## Stored data
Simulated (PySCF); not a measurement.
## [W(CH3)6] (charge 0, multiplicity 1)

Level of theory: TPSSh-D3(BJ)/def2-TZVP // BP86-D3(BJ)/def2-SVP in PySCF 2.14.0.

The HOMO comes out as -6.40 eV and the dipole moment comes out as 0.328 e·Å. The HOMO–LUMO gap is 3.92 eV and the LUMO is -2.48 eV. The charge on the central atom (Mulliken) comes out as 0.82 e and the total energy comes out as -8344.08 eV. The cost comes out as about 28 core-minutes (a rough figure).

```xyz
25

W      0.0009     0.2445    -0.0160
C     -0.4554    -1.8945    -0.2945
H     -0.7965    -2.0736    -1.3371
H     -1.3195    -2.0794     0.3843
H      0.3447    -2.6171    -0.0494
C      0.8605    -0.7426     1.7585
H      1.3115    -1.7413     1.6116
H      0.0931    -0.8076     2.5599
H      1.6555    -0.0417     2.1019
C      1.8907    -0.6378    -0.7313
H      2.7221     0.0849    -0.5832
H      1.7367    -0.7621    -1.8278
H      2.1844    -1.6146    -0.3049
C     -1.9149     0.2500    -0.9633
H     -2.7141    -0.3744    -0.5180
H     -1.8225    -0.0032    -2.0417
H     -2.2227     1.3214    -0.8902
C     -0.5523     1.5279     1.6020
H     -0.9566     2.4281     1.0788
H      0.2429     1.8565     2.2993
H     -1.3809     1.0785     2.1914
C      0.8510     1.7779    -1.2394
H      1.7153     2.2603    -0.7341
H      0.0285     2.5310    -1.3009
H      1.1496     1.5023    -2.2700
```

## Work item
Print the records verbatim, stopping after the "Level of theory: TPSSh-D3(BJ)/def2-TZVP" line.

## Your response
Simulated (PySCF); not a measurement.
## [W(CH3)6] (charge 0, multiplicity 1)

Level of theory: TPSSh-D3(BJ)/def2-TZVP // BP86-D3(BJ)/def2-SVP in PySCF 2.14.0.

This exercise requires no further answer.